Assigned task: Transcribe the data that follows. Match it character for character.

Provided information:
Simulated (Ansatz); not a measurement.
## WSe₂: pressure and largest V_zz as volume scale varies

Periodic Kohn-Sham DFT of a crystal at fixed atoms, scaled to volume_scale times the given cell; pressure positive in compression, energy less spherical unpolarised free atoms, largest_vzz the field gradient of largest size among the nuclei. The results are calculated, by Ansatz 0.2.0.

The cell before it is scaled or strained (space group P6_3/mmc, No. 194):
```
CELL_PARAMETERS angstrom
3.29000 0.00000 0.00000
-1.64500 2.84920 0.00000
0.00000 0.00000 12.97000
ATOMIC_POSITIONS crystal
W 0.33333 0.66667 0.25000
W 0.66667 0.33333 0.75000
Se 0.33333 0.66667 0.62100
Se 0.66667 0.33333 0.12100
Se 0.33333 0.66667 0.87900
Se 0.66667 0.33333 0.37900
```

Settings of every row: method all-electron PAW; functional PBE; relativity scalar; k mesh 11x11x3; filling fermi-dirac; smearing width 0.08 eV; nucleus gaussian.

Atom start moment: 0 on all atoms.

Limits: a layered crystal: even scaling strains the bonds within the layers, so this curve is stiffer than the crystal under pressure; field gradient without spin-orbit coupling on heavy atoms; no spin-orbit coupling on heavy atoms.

Worked solution:
Simulated (Ansatz); not a measurement.
## WSe₂: pressure and largest V_zz as volume scale varies

Periodic Kohn-Sham DFT of a crystal at fixed atoms, scaled to volume_scale times the given cell; pressure positive in compression, energy less spherical unpolarised free atoms, largest_vzz the field gradient of largest size among the nuclei. The results are calculated, by Ansatz 0.2.0.

The cell before it is scaled or strained (space group P6_3/mmc, No. 194):
```
CELL_PARAMETERS angstrom
3.29000 0.00000 0.00000
-1.64500 2.84920 0.00000
0.00000 0.00000 12.97000
ATOMIC_POSITIONS crystal
W 0.33333 0.66667 0.25000
W 0.66667 0.33333 0.75000
Se 0.33333 0.66667 0.62100
Se 0.66667 0.33333 0.12100
Se 0.33333 0.66667 0.87900
Se 0.66667 0.33333 0.37900
```

Settings of every row: method all-electron PAW; functional PBE; relativity scalar; k mesh 11x11x3; filling fermi-dirac; smearing width 0.08 eV; nucleus gaussian.

Atom start moment: 0 on all atoms.

Limits: a layered crystal: even scaling strains the bonds within the layers, so this curve is stiffer than the crystal under pressure; field gradient without spin-orbit coupling on heavy atoms; no spin-orbit coupling on heavy atoms.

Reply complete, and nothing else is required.